═════ DATASET EXTRACT ═════

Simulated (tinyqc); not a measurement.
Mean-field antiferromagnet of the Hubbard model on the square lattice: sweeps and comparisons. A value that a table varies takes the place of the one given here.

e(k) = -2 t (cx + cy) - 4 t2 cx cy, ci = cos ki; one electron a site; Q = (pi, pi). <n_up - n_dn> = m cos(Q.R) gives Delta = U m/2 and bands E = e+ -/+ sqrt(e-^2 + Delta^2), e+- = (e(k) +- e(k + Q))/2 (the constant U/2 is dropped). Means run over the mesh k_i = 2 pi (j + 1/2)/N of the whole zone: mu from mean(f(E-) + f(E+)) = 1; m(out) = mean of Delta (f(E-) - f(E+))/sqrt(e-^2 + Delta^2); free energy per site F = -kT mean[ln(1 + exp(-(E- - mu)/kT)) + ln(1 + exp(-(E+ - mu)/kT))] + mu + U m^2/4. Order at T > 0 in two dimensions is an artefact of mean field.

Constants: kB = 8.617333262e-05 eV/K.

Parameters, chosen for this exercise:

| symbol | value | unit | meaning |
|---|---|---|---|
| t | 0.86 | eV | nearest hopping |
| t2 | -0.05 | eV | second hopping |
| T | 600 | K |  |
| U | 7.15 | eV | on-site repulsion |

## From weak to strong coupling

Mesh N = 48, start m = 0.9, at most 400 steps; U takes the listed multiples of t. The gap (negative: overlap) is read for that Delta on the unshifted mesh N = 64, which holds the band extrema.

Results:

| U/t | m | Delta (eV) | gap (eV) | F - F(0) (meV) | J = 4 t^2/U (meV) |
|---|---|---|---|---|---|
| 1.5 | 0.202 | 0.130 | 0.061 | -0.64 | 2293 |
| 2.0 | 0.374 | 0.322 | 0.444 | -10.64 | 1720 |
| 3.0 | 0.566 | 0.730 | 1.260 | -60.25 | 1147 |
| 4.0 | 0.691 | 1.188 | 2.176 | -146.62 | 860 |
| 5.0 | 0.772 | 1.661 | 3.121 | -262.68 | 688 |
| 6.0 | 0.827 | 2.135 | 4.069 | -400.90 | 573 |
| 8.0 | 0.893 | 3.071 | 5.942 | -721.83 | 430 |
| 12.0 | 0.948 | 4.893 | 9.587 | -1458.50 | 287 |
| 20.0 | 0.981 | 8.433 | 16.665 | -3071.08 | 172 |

═════

> [WORK ITEM] Write out the records above exactly, from the opening line to the line with "Mean-field antiferromagnet of", including both, with nothing added.

> [WRITTEN SOLUTION]
Simulated (tinyqc); not a measurement.
Mean-field antiferromagnet of the Hubbard model on the square lattice: sweeps and comparisons. A value that a table varies takes the place of the one given here.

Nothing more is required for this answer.